<<<<

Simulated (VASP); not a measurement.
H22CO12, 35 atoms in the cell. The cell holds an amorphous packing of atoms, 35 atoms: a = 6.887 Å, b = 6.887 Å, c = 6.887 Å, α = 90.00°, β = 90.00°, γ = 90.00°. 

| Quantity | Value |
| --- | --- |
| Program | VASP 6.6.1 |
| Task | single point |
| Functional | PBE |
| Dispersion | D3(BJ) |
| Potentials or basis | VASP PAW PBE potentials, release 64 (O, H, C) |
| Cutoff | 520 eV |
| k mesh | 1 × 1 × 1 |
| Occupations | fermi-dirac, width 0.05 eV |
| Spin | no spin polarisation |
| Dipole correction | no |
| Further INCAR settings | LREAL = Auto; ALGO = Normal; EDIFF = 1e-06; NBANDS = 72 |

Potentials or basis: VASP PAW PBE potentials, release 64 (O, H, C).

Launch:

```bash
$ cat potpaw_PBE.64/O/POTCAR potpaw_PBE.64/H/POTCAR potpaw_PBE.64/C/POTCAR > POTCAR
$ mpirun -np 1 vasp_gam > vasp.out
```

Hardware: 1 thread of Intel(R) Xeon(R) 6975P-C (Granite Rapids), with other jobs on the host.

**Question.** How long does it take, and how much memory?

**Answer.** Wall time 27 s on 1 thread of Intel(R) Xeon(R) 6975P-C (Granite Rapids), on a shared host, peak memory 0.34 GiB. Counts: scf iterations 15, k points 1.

>>>>

Work instruction: Every record must be transcribed exactly as written.

Exercise result:
Simulated (VASP); not a measurement.
H22CO12, 35 atoms in the cell. The cell holds an amorphous packing of atoms, 35 atoms: a = 6.887 Å, b = 6.887 Å, c = 6.887 Å, α = 90.00°, β = 90.00°, γ = 90.00°. 

| Quantity | Value |
| --- | --- |
| Program | VASP 6.6.1 |
| Task | single point |
| Functional | PBE |
| Dispersion | D3(BJ) |
| Potentials or basis | VASP PAW PBE potentials, release 64 (O, H, C) |
| Cutoff | 520 eV |
| k mesh | 1 × 1 × 1 |
| Occupations | fermi-dirac, width 0.05 eV |
| Spin | no spin polarisation |
| Dipole correction | no |
| Further INCAR settings | LREAL = Auto; ALGO = Normal; EDIFF = 1e-06; NBANDS = 72 |

Potentials or basis: VASP PAW PBE potentials, release 64 (O, H, C).

Launch:

```bash
$ cat potpaw_PBE.64/O/POTCAR potpaw_PBE.64/H/POTCAR potpaw_PBE.64/C/POTCAR > POTCAR
$ mpirun -np 1 vasp_gam > vasp.out
```

Hardware: 1 thread of Intel(R) Xeon(R) 6975P-C (Granite Rapids), with other jobs on the host.

**Question.** How long does it take, and how much memory?

**Answer.** Wall time 27 s on 1 thread of Intel(R) Xeon(R) 6975P-C (Granite Rapids), on a shared host, peak memory 0.34 GiB. Counts: scf iterations 15, k points 1.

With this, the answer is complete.